» RECORD EXCERPTS
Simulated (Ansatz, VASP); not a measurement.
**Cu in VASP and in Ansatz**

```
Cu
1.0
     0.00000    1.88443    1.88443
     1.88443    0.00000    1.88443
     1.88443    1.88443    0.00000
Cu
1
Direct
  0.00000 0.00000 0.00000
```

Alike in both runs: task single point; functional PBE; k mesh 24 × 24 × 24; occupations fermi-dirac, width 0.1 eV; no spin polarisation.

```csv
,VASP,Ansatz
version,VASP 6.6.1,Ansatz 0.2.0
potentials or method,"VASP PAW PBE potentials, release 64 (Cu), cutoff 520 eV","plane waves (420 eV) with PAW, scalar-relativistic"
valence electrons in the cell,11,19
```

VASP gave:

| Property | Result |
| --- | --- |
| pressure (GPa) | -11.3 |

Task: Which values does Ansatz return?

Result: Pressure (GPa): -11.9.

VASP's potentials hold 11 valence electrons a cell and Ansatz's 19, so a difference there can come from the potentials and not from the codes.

» WORK INSTRUCTION
Give the listing again in its entirety, exactly as written.

» ANSWER BOX
Simulated (Ansatz, VASP); not a measurement.
**Cu in VASP and in Ansatz**

```
Cu
1.0
     0.00000    1.88443    1.88443
     1.88443    0.00000    1.88443
     1.88443    1.88443    0.00000
Cu
1
Direct
  0.00000 0.00000 0.00000
```

Alike in both runs: task single point; functional PBE; k mesh 24 × 24 × 24; occupations fermi-dirac, width 0.1 eV; no spin polarisation.

```csv
,VASP,Ansatz
version,VASP 6.6.1,Ansatz 0.2.0
potentials or method,"VASP PAW PBE potentials, release 64 (Cu), cutoff 520 eV","plane waves (420 eV) with PAW, scalar-relativistic"
valence electrons in the cell,11,19
```

VASP gave:

| Property | Result |
| --- | --- |
| pressure (GPa) | -11.3 |

Task: Which values does Ansatz return?

Result: Pressure (GPa): -11.9.

VASP's potentials hold 11 valence electrons a cell and Ansatz's 19, so a difference there can come from the potentials and not from the codes.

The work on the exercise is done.